● **REQUIRED ACTION**
Go through the listing below from its first line and repeat each line exactly, ending at the line containing "In the def2" and including it.

------ STUDY MATERIAL ------
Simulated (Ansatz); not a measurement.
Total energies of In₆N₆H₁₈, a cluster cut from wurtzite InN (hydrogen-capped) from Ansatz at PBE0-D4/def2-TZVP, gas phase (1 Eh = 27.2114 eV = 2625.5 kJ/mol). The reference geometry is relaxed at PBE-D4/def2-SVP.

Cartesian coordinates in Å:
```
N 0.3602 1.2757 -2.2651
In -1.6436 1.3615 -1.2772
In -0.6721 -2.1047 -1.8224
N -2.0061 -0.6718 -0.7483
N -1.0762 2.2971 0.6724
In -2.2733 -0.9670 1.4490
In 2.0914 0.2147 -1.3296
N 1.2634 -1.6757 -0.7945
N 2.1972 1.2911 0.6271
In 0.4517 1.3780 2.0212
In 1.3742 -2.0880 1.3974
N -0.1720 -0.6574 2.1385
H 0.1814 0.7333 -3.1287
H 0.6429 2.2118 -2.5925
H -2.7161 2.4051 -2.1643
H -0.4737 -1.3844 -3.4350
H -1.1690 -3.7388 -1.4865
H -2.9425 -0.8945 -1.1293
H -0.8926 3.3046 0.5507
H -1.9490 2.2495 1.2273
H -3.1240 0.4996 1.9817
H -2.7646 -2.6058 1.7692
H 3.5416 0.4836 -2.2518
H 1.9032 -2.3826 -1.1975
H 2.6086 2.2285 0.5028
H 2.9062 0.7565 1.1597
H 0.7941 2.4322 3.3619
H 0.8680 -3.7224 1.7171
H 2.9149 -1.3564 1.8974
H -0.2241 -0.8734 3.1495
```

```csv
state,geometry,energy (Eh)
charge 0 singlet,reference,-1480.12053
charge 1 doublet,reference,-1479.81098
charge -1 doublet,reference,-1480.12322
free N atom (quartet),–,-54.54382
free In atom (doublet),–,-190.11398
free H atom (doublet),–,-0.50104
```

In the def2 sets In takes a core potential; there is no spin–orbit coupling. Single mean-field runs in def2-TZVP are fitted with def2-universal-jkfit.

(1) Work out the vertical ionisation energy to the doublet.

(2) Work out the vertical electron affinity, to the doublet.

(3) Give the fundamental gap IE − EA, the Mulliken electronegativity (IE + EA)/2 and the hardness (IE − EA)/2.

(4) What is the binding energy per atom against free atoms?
------

● **EXPECTED ANSWER**
Simulated (Ansatz); not a measurement.
Total energies of In₆N₆H₁₈, a cluster cut from wurtzite InN (hydrogen-capped) from Ansatz at PBE0-D4/def2-TZVP, gas phase (1 Eh = 27.2114 eV = 2625.5 kJ/mol). The reference geometry is relaxed at PBE-D4/def2-SVP.

Cartesian coordinates in Å:
```
N 0.3602 1.2757 -2.2651
In -1.6436 1.3615 -1.2772
In -0.6721 -2.1047 -1.8224
N -2.0061 -0.6718 -0.7483
N -1.0762 2.2971 0.6724
In -2.2733 -0.9670 1.4490
In 2.0914 0.2147 -1.3296
N 1.2634 -1.6757 -0.7945
N 2.1972 1.2911 0.6271
In 0.4517 1.3780 2.0212
In 1.3742 -2.0880 1.3974
N -0.1720 -0.6574 2.1385
H 0.1814 0.7333 -3.1287
H 0.6429 2.2118 -2.5925
H -2.7161 2.4051 -2.1643
H -0.4737 -1.3844 -3.4350
H -1.1690 -3.7388 -1.4865
H -2.9425 -0.8945 -1.1293
H -0.8926 3.3046 0.5507
H -1.9490 2.2495 1.2273
H -3.1240 0.4996 1.9817
H -2.7646 -2.6058 1.7692
H 3.5416 0.4836 -2.2518
H 1.9032 -2.3826 -1.1975
H 2.6086 2.2285 0.5028
H 2.9062 0.7565 1.1597
H 0.7941 2.4322 3.3619
H 0.8680 -3.7224 1.7171
H 2.9149 -1.3564 1.8974
H -0.2241 -0.8734 3.1495
```

```csv
state,geometry,energy (Eh)
charge 0 singlet,reference,-1480.12053
charge 1 doublet,reference,-1479.81098
charge -1 doublet,reference,-1480.12322
free N atom (quartet),–,-54.54382
free In atom (doublet),–,-190.11398
free H atom (doublet),–,-0.50104
```

In the def2 sets In takes a core potential; there is no spin–orbit coupling. Single mean-field runs in def2-TZVP are fitted with def2-universal-jkfit.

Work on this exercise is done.